* [Work item]
Go through the entries and copy each one exactly. Leave none out.

### Data shown

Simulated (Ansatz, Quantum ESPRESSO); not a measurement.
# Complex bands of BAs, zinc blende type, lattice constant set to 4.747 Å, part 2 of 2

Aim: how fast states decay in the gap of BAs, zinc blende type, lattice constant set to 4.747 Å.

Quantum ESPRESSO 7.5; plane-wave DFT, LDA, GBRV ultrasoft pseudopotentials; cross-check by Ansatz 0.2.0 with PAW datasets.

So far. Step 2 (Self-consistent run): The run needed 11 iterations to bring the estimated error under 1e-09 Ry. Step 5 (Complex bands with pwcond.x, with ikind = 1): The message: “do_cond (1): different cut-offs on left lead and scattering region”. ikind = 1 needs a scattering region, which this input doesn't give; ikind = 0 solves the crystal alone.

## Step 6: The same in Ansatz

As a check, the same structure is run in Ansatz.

######

* [Exercise solution]
Simulated (Ansatz, Quantum ESPRESSO); not a measurement.
# Complex bands of BAs, zinc blende type, lattice constant set to 4.747 Å, part 2 of 2

Aim: how fast states decay in the gap of BAs, zinc blende type, lattice constant set to 4.747 Å.

Quantum ESPRESSO 7.5; plane-wave DFT, LDA, GBRV ultrasoft pseudopotentials; cross-check by Ansatz 0.2.0 with PAW datasets.

So far. Step 2 (Self-consistent run): The run needed 11 iterations to bring the estimated error under 1e-09 Ry. Step 5 (Complex bands with pwcond.x, with ikind = 1): The message: “do_cond (1): different cut-offs on left lead and scattering region”. ikind = 1 needs a scattering region, which this input doesn't give; ikind = 0 solves the crystal alone.

## Step 6: The same in Ansatz

As a check, the same structure is run in Ansatz.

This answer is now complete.